•••

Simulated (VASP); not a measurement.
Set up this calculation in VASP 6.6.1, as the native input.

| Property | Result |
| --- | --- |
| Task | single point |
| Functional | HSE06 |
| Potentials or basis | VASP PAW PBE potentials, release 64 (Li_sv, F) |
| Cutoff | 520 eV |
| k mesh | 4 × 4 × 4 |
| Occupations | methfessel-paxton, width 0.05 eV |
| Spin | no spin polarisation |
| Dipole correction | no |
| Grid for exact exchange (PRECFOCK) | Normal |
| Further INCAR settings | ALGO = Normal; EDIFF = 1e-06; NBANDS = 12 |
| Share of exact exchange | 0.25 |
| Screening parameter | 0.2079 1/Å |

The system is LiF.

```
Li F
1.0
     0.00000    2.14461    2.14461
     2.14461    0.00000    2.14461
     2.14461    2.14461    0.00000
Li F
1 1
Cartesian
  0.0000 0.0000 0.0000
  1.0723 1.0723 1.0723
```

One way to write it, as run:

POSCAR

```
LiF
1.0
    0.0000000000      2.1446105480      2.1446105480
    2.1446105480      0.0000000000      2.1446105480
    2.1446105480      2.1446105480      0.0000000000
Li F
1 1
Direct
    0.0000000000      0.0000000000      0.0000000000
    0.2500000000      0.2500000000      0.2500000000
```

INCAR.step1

•••

## Task item
Exactly as written above, copy out all the records.

## Written reply
Simulated (VASP); not a measurement.
Set up this calculation in VASP 6.6.1, as the native input.

| Property | Result |
| --- | --- |
| Task | single point |
| Functional | HSE06 |
| Potentials or basis | VASP PAW PBE potentials, release 64 (Li_sv, F) |
| Cutoff | 520 eV |
| k mesh | 4 × 4 × 4 |
| Occupations | methfessel-paxton, width 0.05 eV |
| Spin | no spin polarisation |
| Dipole correction | no |
| Grid for exact exchange (PRECFOCK) | Normal |
| Further INCAR settings | ALGO = Normal; EDIFF = 1e-06; NBANDS = 12 |
| Share of exact exchange | 0.25 |
| Screening parameter | 0.2079 1/Å |

The system is LiF.

```
Li F
1.0
     0.00000    2.14461    2.14461
     2.14461    0.00000    2.14461
     2.14461    2.14461    0.00000
Li F
1 1
Cartesian
  0.0000 0.0000 0.0000
  1.0723 1.0723 1.0723
```

One way to write it, as run:

POSCAR

```
LiF
1.0
    0.0000000000      2.1446105480      2.1446105480
    2.1446105480      0.0000000000      2.1446105480
    2.1446105480      2.1446105480      0.0000000000
Li F
1 1
Direct
    0.0000000000      0.0000000000      0.0000000000
    0.2500000000      0.2500000000      0.2500000000
```

INCAR.step1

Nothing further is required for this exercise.